Assigned task>
Reproduce the entries in full, with no changes.

[[ Given data open ]]
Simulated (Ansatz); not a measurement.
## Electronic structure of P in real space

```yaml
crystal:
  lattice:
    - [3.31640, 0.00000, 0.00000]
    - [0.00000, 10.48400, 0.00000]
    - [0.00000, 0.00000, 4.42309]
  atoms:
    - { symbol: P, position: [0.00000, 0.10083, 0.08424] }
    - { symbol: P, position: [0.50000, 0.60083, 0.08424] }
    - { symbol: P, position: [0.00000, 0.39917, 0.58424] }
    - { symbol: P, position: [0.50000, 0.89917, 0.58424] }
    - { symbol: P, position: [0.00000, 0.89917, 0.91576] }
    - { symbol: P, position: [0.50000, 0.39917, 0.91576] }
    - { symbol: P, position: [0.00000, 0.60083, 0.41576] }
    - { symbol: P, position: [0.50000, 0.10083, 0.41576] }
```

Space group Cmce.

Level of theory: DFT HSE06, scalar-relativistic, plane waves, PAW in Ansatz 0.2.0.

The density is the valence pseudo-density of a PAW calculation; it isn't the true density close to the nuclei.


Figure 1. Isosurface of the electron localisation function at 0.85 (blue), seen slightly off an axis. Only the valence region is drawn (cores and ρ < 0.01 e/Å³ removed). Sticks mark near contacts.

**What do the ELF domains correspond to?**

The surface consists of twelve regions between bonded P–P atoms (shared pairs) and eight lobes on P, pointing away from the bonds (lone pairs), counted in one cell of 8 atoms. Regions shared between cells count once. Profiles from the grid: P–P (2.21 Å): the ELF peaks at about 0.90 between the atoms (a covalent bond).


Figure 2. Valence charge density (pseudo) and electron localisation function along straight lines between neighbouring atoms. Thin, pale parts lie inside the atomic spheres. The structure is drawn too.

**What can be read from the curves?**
[[ Given data closed ]]

Written solution>
Simulated (Ansatz); not a measurement.
## Electronic structure of P in real space

```yaml
crystal:
  lattice:
    - [3.31640, 0.00000, 0.00000]
    - [0.00000, 10.48400, 0.00000]
    - [0.00000, 0.00000, 4.42309]
  atoms:
    - { symbol: P, position: [0.00000, 0.10083, 0.08424] }
    - { symbol: P, position: [0.50000, 0.60083, 0.08424] }
    - { symbol: P, position: [0.00000, 0.39917, 0.58424] }
    - { symbol: P, position: [0.50000, 0.89917, 0.58424] }
    - { symbol: P, position: [0.00000, 0.89917, 0.91576] }
    - { symbol: P, position: [0.50000, 0.39917, 0.91576] }
    - { symbol: P, position: [0.00000, 0.60083, 0.41576] }
    - { symbol: P, position: [0.50000, 0.10083, 0.41576] }
```

Space group Cmce.

Level of theory: DFT HSE06, scalar-relativistic, plane waves, PAW in Ansatz 0.2.0.

The density is the valence pseudo-density of a PAW calculation; it isn't the true density close to the nuclei.


Figure 1. Isosurface of the electron localisation function at 0.85 (blue), seen slightly off an axis. Only the valence region is drawn (cores and ρ < 0.01 e/Å³ removed). Sticks mark near contacts.

**What do the ELF domains correspond to?**

The surface consists of twelve regions between bonded P–P atoms (shared pairs) and eight lobes on P, pointing away from the bonds (lone pairs), counted in one cell of 8 atoms. Regions shared between cells count once. Profiles from the grid: P–P (2.21 Å): the ELF peaks at about 0.90 between the atoms (a covalent bond).


Figure 2. Valence charge density (pseudo) and electron localisation function along straight lines between neighbouring atoms. Thin, pale parts lie inside the atomic spheres. The structure is drawn too.

**What can be read from the curves?**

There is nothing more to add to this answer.